= Work item =
Write out every record in full, keeping each character exactly as it is.

[[ Material shown, beginning ]]

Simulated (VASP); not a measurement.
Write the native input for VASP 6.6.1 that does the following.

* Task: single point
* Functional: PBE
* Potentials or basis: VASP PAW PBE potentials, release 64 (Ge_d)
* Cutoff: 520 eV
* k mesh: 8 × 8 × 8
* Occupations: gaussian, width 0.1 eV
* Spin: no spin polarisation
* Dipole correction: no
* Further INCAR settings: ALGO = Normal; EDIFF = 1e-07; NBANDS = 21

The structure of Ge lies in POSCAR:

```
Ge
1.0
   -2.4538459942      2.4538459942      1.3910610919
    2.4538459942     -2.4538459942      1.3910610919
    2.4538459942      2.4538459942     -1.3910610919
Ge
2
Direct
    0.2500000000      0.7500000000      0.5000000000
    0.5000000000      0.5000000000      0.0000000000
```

[[ Material shown, end ]]

= Task result =
Simulated (VASP); not a measurement.
Write the native input for VASP 6.6.1 that does the following.

* Task: single point
* Functional: PBE
* Potentials or basis: VASP PAW PBE potentials, release 64 (Ge_d)
* Cutoff: 520 eV
* k mesh: 8 × 8 × 8
* Occupations: gaussian, width 0.1 eV
* Spin: no spin polarisation
* Dipole correction: no
* Further INCAR settings: ALGO = Normal; EDIFF = 1e-07; NBANDS = 21

The structure of Ge lies in POSCAR:

```
Ge
1.0
   -2.4538459942      2.4538459942      1.3910610919
    2.4538459942     -2.4538459942      1.3910610919
    2.4538459942      2.4538459942     -1.3910610919
Ge
2
Direct
    0.2500000000      0.7500000000      0.5000000000
    0.5000000000      0.5000000000      0.0000000000
```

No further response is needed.